REQUIRED ACTION: Up to and including the line containing "Basis set: pcseg-2.", please reproduce the lines of the listing below, starting from the top.

STORED DATA:
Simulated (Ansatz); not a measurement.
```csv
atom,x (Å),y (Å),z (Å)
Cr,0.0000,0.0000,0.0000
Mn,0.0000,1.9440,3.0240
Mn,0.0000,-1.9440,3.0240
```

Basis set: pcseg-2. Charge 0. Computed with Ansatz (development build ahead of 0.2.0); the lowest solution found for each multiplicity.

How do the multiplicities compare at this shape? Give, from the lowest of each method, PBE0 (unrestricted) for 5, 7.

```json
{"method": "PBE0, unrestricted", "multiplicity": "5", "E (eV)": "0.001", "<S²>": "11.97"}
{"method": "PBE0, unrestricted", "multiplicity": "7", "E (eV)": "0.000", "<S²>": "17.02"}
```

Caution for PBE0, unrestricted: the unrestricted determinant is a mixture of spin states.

ANSWER SPACE:
Simulated (Ansatz); not a measurement.
```csv
atom,x (Å),y (Å),z (Å)
Cr,0.0000,0.0000,0.0000
Mn,0.0000,1.9440,3.0240
Mn,0.0000,-1.9440,3.0240
```

Basis set: pcseg-2. Charge 0. Computed with Ansatz (development build ahead of 0.2.0); the lowest solution found for each multiplicity.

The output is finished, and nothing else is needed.